_REQUIREMENT_: Write out exactly what each line says, starting with the first line below and ending on the one with "VASP | Ansatz |".

_EXCERPTED DATA_:
....

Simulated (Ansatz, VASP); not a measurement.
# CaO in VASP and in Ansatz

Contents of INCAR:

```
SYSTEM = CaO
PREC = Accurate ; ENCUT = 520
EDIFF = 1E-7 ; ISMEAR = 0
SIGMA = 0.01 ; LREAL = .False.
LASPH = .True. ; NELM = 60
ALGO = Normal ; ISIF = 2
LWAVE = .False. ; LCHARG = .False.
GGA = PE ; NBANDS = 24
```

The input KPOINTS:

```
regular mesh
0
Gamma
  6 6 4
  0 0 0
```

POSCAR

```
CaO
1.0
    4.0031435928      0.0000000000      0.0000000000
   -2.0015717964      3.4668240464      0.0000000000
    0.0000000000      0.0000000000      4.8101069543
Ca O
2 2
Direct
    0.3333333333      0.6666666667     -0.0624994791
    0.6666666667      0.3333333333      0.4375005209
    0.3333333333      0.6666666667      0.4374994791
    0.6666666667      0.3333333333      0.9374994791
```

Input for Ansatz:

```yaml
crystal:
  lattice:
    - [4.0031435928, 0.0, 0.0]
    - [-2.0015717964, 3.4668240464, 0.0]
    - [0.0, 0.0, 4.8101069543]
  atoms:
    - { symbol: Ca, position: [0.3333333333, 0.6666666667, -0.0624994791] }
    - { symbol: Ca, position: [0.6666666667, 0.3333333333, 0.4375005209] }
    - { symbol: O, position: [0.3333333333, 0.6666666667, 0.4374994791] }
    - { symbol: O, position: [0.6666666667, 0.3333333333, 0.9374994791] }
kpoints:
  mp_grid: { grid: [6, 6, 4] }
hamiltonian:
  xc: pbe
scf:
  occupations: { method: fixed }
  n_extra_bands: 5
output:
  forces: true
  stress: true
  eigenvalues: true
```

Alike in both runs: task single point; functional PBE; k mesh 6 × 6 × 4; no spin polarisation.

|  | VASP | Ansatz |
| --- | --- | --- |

....

_ANSWER SECTION_:
Simulated (Ansatz, VASP); not a measurement.
# CaO in VASP and in Ansatz

Contents of INCAR:

```
SYSTEM = CaO
PREC = Accurate ; ENCUT = 520
EDIFF = 1E-7 ; ISMEAR = 0
SIGMA = 0.01 ; LREAL = .False.
LASPH = .True. ; NELM = 60
ALGO = Normal ; ISIF = 2
LWAVE = .False. ; LCHARG = .False.
GGA = PE ; NBANDS = 24
```

The input KPOINTS:

```
regular mesh
0
Gamma
  6 6 4
  0 0 0
```

POSCAR

```
CaO
1.0
    4.0031435928      0.0000000000      0.0000000000
   -2.0015717964      3.4668240464      0.0000000000
    0.0000000000      0.0000000000      4.8101069543
Ca O
2 2
Direct
    0.3333333333      0.6666666667     -0.0624994791
    0.6666666667      0.3333333333      0.4375005209
    0.3333333333      0.6666666667      0.4374994791
    0.6666666667      0.3333333333      0.9374994791
```

Input for Ansatz:

```yaml
crystal:
  lattice:
    - [4.0031435928, 0.0, 0.0]
    - [-2.0015717964, 3.4668240464, 0.0]
    - [0.0, 0.0, 4.8101069543]
  atoms:
    - { symbol: Ca, position: [0.3333333333, 0.6666666667, -0.0624994791] }
    - { symbol: Ca, position: [0.6666666667, 0.3333333333, 0.4375005209] }
    - { symbol: O, position: [0.3333333333, 0.6666666667, 0.4374994791] }
    - { symbol: O, position: [0.6666666667, 0.3333333333, 0.9374994791] }
kpoints:
  mp_grid: { grid: [6, 6, 4] }
hamiltonian:
  xc: pbe
scf:
  occupations: { method: fixed }
  n_extra_bands: 5
output:
  forces: true
  stress: true
  eigenvalues: true
```

Alike in both runs: task single point; functional PBE; k mesh 6 × 6 × 4; no spin polarisation.

|  | VASP | Ansatz |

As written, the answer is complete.